-*-

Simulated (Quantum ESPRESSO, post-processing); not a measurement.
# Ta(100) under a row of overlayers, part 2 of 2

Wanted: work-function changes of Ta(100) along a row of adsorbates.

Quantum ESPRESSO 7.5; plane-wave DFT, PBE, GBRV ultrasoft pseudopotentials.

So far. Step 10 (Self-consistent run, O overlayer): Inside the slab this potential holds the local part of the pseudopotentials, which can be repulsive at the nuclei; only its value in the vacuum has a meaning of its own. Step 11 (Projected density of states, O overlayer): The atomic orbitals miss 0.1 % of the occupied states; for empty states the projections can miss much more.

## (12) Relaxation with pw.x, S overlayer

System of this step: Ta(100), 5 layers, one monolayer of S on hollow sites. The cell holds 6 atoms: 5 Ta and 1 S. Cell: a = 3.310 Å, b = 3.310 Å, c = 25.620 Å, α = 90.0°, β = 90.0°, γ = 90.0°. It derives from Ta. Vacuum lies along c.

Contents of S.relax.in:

-*-

* **Work request**
Exact lines only, please: output the listing from the first line to the line with "Quantum ESPRESSO 7.5;", both included.

* **Answer area**
Simulated (Quantum ESPRESSO, post-processing); not a measurement.
# Ta(100) under a row of overlayers, part 2 of 2

Wanted: work-function changes of Ta(100) along a row of adsorbates.

Quantum ESPRESSO 7.5; plane-wave DFT, PBE, GBRV ultrasoft pseudopotentials.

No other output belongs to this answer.